* _Action item_: Give back all of the records, exactly and completely.

Provided data Block Start

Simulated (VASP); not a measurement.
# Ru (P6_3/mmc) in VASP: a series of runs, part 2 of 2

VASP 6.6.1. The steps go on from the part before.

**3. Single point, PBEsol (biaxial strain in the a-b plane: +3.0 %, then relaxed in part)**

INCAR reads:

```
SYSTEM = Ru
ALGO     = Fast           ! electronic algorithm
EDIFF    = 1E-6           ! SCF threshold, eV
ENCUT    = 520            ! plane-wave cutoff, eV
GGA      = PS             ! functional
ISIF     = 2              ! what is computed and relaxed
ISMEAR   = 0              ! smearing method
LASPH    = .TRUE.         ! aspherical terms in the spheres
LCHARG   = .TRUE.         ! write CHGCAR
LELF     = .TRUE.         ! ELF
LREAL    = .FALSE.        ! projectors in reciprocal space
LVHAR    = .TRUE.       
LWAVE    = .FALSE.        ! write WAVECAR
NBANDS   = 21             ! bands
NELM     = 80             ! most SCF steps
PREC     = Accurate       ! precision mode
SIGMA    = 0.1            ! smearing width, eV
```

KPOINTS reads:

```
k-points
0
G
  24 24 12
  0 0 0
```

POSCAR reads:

Provided data Block End

* _Written reply_:
Simulated (VASP); not a measurement.
# Ru (P6_3/mmc) in VASP: a series of runs, part 2 of 2

VASP 6.6.1. The steps go on from the part before.

**3. Single point, PBEsol (biaxial strain in the a-b plane: +3.0 %, then relaxed in part)**

INCAR reads:

```
SYSTEM = Ru
ALGO     = Fast           ! electronic algorithm
EDIFF    = 1E-6           ! SCF threshold, eV
ENCUT    = 520            ! plane-wave cutoff, eV
GGA      = PS             ! functional
ISIF     = 2              ! what is computed and relaxed
ISMEAR   = 0              ! smearing method
LASPH    = .TRUE.         ! aspherical terms in the spheres
LCHARG   = .TRUE.         ! write CHGCAR
LELF     = .TRUE.         ! ELF
LREAL    = .FALSE.        ! projectors in reciprocal space
LVHAR    = .TRUE.       
LWAVE    = .FALSE.        ! write WAVECAR
NBANDS   = 21             ! bands
NELM     = 80             ! most SCF steps
PREC     = Accurate       ! precision mode
SIGMA    = 0.1            ! smearing width, eV
```

KPOINTS reads:

```
k-points
0
G
  24 24 12
  0 0 0
```

POSCAR reads:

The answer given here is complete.